Write out, word for word, the first line of the data below and every line after it through the one containing "The cell: 22".

━━━━

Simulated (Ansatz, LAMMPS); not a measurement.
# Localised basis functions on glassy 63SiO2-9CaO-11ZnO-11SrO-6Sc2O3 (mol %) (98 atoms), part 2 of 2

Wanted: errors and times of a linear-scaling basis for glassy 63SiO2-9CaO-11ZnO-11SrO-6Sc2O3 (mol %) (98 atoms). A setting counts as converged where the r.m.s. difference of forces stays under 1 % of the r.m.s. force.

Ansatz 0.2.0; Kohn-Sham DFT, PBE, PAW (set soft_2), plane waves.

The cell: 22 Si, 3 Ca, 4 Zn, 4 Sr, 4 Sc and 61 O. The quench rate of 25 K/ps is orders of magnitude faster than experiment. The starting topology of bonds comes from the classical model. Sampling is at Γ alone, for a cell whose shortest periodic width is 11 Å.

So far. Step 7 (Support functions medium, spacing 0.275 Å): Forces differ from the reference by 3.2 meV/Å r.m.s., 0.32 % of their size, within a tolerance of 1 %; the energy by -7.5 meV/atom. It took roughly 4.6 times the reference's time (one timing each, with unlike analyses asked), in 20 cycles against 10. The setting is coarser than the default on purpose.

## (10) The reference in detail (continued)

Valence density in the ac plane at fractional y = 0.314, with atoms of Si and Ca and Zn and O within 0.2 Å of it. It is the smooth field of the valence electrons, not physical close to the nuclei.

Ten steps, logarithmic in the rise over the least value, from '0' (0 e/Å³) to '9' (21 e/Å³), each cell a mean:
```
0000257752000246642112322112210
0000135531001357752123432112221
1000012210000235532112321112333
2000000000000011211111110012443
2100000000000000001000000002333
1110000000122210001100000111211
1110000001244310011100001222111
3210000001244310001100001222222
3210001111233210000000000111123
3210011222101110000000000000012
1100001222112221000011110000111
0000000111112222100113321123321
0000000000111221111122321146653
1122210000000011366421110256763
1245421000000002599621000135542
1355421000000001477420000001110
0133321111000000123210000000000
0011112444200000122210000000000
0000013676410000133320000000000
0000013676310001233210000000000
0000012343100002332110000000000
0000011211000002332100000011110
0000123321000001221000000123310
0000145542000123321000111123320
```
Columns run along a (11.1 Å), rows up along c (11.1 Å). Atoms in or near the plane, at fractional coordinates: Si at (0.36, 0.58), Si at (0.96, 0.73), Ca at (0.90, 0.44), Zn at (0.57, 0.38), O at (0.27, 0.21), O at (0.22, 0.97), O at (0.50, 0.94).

━━━━

» **Answer section**
Simulated (Ansatz, LAMMPS); not a measurement.
# Localised basis functions on glassy 63SiO2-9CaO-11ZnO-11SrO-6Sc2O3 (mol %) (98 atoms), part 2 of 2

Wanted: errors and times of a linear-scaling basis for glassy 63SiO2-9CaO-11ZnO-11SrO-6Sc2O3 (mol %) (98 atoms). A setting counts as converged where the r.m.s. difference of forces stays under 1 % of the r.m.s. force.

Ansatz 0.2.0; Kohn-Sham DFT, PBE, PAW (set soft_2), plane waves.

The cell: 22 Si, 3 Ca, 4 Zn, 4 Sr, 4 Sc and 61 O. The quench rate of 25 K/ps is orders of magnitude faster than experiment. The starting topology of bonds comes from the classical model. Sampling is at Γ alone, for a cell whose shortest periodic width is 11 Å.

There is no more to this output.